__BRIEF__: Write out each line below exactly as it appears.

__________

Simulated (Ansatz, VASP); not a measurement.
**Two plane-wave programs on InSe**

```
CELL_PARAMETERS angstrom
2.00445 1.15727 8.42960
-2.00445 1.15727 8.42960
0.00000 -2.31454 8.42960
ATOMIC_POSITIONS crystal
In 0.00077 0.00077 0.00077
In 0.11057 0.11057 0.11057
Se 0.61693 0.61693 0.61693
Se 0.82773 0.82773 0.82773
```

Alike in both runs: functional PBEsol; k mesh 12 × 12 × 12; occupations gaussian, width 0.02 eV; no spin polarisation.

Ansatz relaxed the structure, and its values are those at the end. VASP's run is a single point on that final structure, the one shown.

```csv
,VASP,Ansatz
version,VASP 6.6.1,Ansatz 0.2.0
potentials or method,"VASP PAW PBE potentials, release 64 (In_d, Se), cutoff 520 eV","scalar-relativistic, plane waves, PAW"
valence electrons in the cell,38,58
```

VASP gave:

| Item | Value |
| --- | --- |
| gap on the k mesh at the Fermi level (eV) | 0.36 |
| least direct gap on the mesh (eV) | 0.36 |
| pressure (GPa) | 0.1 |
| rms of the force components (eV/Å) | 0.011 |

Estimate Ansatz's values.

__________

__ANSWER SECTION__:
Simulated (Ansatz, VASP); not a measurement.
**Two plane-wave programs on InSe**

```
CELL_PARAMETERS angstrom
2.00445 1.15727 8.42960
-2.00445 1.15727 8.42960
0.00000 -2.31454 8.42960
ATOMIC_POSITIONS crystal
In 0.00077 0.00077 0.00077
In 0.11057 0.11057 0.11057
Se 0.61693 0.61693 0.61693
Se 0.82773 0.82773 0.82773
```

Alike in both runs: functional PBEsol; k mesh 12 × 12 × 12; occupations gaussian, width 0.02 eV; no spin polarisation.

Ansatz relaxed the structure, and its values are those at the end. VASP's run is a single point on that final structure, the one shown.

```csv
,VASP,Ansatz
version,VASP 6.6.1,Ansatz 0.2.0
potentials or method,"VASP PAW PBE potentials, release 64 (In_d, Se), cutoff 520 eV","scalar-relativistic, plane waves, PAW"
valence electrons in the cell,38,58
```

VASP gave:

| Item | Value |
| --- | --- |
| gap on the k mesh at the Fermi level (eV) | 0.36 |
| least direct gap on the mesh (eV) | 0.36 |
| pressure (GPa) | 0.1 |
| rms of the force components (eV/Å) | 0.011 |

Estimate Ansatz's values.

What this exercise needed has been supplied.